## REQUIRED ACTION:
Give the data below again, word for word.

## EXTRACTED MATERIAL:
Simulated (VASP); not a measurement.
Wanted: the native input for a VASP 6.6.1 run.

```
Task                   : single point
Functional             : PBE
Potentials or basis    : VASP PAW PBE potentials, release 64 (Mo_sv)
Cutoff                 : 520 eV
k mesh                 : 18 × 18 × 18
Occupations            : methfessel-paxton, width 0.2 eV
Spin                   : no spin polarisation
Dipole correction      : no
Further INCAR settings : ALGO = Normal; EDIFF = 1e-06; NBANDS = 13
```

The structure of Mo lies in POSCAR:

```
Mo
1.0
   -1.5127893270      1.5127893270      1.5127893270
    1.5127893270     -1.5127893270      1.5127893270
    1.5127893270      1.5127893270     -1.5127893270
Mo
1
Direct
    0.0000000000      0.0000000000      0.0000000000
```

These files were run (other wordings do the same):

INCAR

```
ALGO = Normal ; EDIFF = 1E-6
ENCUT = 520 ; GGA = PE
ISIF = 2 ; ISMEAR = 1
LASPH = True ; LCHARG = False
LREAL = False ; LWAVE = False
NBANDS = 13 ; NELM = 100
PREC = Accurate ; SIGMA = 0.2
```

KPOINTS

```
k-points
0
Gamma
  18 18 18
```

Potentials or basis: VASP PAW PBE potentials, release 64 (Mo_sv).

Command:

## WORKED SOLUTION:
Simulated (VASP); not a measurement.
Wanted: the native input for a VASP 6.6.1 run.

```
Task                   : single point
Functional             : PBE
Potentials or basis    : VASP PAW PBE potentials, release 64 (Mo_sv)
Cutoff                 : 520 eV
k mesh                 : 18 × 18 × 18
Occupations            : methfessel-paxton, width 0.2 eV
Spin                   : no spin polarisation
Dipole correction      : no
Further INCAR settings : ALGO = Normal; EDIFF = 1e-06; NBANDS = 13
```

The structure of Mo lies in POSCAR:

```
Mo
1.0
   -1.5127893270      1.5127893270      1.5127893270
    1.5127893270     -1.5127893270      1.5127893270
    1.5127893270      1.5127893270     -1.5127893270
Mo
1
Direct
    0.0000000000      0.0000000000      0.0000000000
```

These files were run (other wordings do the same):

INCAR

```
ALGO = Normal ; EDIFF = 1E-6
ENCUT = 520 ; GGA = PE
ISIF = 2 ; ISMEAR = 1
LASPH = True ; LCHARG = False
LREAL = False ; LWAVE = False
NBANDS = 13 ; NELM = 100
PREC = Accurate ; SIGMA = 0.2
```

KPOINTS

```
k-points
0
Gamma
  18 18 18
```

Potentials or basis: VASP PAW PBE potentials, release 64 (Mo_sv).

Command:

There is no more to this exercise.